• [ACTION ITEM] Please repeat the listing exactly, starting at its first line and stopping after the line that contains "screened -0.25: configuration".

• [ENTRIES SUPPLIED]

# # # #

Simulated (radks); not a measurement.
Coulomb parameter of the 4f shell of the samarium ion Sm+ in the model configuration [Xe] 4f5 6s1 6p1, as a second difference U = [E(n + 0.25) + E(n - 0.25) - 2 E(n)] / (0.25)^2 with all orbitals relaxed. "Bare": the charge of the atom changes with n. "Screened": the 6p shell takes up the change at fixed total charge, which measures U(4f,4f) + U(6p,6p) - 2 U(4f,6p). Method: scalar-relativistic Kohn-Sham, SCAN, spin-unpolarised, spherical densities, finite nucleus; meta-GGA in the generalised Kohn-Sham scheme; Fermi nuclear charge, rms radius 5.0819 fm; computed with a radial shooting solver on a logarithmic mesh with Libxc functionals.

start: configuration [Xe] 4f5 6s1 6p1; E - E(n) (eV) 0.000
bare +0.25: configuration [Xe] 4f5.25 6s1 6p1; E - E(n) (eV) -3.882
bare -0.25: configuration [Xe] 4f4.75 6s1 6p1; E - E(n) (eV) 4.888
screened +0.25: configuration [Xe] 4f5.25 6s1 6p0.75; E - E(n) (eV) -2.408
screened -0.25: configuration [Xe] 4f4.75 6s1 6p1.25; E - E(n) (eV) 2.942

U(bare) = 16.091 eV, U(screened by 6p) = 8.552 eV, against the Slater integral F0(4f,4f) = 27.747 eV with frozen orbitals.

# # # #

• [WORKED SOLUTION]
Simulated (radks); not a measurement.
Coulomb parameter of the 4f shell of the samarium ion Sm+ in the model configuration [Xe] 4f5 6s1 6p1, as a second difference U = [E(n + 0.25) + E(n - 0.25) - 2 E(n)] / (0.25)^2 with all orbitals relaxed. "Bare": the charge of the atom changes with n. "Screened": the 6p shell takes up the change at fixed total charge, which measures U(4f,4f) + U(6p,6p) - 2 U(4f,6p). Method: scalar-relativistic Kohn-Sham, SCAN, spin-unpolarised, spherical densities, finite nucleus; meta-GGA in the generalised Kohn-Sham scheme; Fermi nuclear charge, rms radius 5.0819 fm; computed with a radial shooting solver on a logarithmic mesh with Libxc functionals.

start: configuration [Xe] 4f5 6s1 6p1; E - E(n) (eV) 0.000
bare +0.25: configuration [Xe] 4f5.25 6s1 6p1; E - E(n) (eV) -3.882
bare -0.25: configuration [Xe] 4f4.75 6s1 6p1; E - E(n) (eV) 4.888
screened +0.25: configuration [Xe] 4f5.25 6s1 6p0.75; E - E(n) (eV) -2.408
screened -0.25: configuration [Xe] 4f4.75 6s1 6p1.25; E - E(n) (eV) 2.942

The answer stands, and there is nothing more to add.